━━ Source data ━━

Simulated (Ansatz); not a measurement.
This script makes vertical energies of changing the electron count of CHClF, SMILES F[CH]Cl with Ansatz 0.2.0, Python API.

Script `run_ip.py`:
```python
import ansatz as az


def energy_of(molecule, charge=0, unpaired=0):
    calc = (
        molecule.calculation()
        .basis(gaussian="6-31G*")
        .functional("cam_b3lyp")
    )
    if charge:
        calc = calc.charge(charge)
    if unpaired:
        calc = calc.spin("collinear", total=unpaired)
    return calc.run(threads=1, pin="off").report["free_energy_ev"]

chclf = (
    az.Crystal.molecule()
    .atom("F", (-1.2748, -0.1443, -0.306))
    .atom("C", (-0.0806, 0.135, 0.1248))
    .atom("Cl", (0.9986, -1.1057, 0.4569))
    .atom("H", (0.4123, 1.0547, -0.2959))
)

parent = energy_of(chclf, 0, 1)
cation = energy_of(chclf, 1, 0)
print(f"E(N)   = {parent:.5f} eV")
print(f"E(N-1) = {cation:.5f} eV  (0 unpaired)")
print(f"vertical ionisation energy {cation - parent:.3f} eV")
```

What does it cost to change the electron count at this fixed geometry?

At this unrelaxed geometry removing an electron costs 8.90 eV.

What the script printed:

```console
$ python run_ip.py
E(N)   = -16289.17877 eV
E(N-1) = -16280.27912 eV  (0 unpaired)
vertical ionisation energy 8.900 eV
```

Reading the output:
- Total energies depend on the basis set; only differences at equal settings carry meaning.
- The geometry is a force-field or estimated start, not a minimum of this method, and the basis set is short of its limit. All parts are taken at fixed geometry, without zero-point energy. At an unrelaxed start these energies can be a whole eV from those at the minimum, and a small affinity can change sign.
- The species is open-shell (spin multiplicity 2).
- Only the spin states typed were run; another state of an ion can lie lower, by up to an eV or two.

━━━

What you write must be the entries restated word for word, from the opening line through the one holding "- Total energies", with nothing else.

## Answer space
Simulated (Ansatz); not a measurement.
This script makes vertical energies of changing the electron count of CHClF, SMILES F[CH]Cl with Ansatz 0.2.0, Python API.

Script `run_ip.py`:
```python
import ansatz as az


def energy_of(molecule, charge=0, unpaired=0):
    calc = (
        molecule.calculation()
        .basis(gaussian="6-31G*")
        .functional("cam_b3lyp")
    )
    if charge:
        calc = calc.charge(charge)
    if unpaired:
        calc = calc.spin("collinear", total=unpaired)
    return calc.run(threads=1, pin="off").report["free_energy_ev"]

chclf = (
    az.Crystal.molecule()
    .atom("F", (-1.2748, -0.1443, -0.306))
    .atom("C", (-0.0806, 0.135, 0.1248))
    .atom("Cl", (0.9986, -1.1057, 0.4569))
    .atom("H", (0.4123, 1.0547, -0.2959))
)

parent = energy_of(chclf, 0, 1)
cation = energy_of(chclf, 1, 0)
print(f"E(N)   = {parent:.5f} eV")
print(f"E(N-1) = {cation:.5f} eV  (0 unpaired)")
print(f"vertical ionisation energy {cation - parent:.3f} eV")
```

What does it cost to change the electron count at this fixed geometry?

At this unrelaxed geometry removing an electron costs 8.90 eV.

What the script printed:

```console
$ python run_ip.py
E(N)   = -16289.17877 eV
E(N-1) = -16280.27912 eV  (0 unpaired)
vertical ionisation energy 8.900 eV
```

Reading the output:
- Total energies depend on the basis set; only differences at equal settings carry meaning.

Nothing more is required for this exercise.